Set down all of the records exactly, leaving none out.

....

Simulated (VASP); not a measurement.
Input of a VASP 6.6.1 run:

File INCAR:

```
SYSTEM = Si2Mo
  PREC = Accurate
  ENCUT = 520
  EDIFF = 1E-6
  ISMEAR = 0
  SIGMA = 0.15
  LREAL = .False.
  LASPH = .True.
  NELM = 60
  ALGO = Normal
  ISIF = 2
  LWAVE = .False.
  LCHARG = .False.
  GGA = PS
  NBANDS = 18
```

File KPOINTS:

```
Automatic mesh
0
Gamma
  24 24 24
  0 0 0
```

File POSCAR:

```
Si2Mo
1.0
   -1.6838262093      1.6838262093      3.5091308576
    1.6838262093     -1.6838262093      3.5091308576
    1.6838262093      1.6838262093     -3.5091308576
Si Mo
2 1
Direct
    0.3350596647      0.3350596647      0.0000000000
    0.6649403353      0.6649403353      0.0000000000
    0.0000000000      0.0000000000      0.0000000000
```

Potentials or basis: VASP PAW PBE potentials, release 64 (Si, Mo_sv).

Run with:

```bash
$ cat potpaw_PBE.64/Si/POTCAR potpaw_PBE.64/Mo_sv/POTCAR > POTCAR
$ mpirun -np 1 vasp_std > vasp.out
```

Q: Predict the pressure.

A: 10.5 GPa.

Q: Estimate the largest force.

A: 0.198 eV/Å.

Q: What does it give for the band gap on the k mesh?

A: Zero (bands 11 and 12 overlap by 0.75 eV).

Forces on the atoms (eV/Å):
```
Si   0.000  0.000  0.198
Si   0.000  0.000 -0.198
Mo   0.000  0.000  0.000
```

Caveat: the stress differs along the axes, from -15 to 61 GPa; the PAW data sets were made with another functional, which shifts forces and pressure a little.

....

• **EXERCISE ANSWER**
Simulated (VASP); not a measurement.
Input of a VASP 6.6.1 run:

File INCAR:

```
SYSTEM = Si2Mo
  PREC = Accurate
  ENCUT = 520
  EDIFF = 1E-6
  ISMEAR = 0
  SIGMA = 0.15
  LREAL = .False.
  LASPH = .True.
  NELM = 60
  ALGO = Normal
  ISIF = 2
  LWAVE = .False.
  LCHARG = .False.
  GGA = PS
  NBANDS = 18
```

File KPOINTS:

```
Automatic mesh
0
Gamma
  24 24 24
  0 0 0
```

File POSCAR:

```
Si2Mo
1.0
   -1.6838262093      1.6838262093      3.5091308576
    1.6838262093     -1.6838262093      3.5091308576
    1.6838262093      1.6838262093     -3.5091308576
Si Mo
2 1
Direct
    0.3350596647      0.3350596647      0.0000000000
    0.6649403353      0.6649403353      0.0000000000
    0.0000000000      0.0000000000      0.0000000000
```

Potentials or basis: VASP PAW PBE potentials, release 64 (Si, Mo_sv).

Run with:

```bash
$ cat potpaw_PBE.64/Si/POTCAR potpaw_PBE.64/Mo_sv/POTCAR > POTCAR
$ mpirun -np 1 vasp_std > vasp.out
```

Q: Predict the pressure.

A: 10.5 GPa.

Q: Estimate the largest force.

A: 0.198 eV/Å.

Q: What does it give for the band gap on the k mesh?

A: Zero (bands 11 and 12 overlap by 0.75 eV).

Forces on the atoms (eV/Å):
```
Si   0.000  0.000  0.198
Si   0.000  0.000 -0.198
Mo   0.000  0.000  0.000
```

Caveat: the stress differs along the axes, from -15 to 61 GPa; the PAW data sets were made with another functional, which shifts forces and pressure a little.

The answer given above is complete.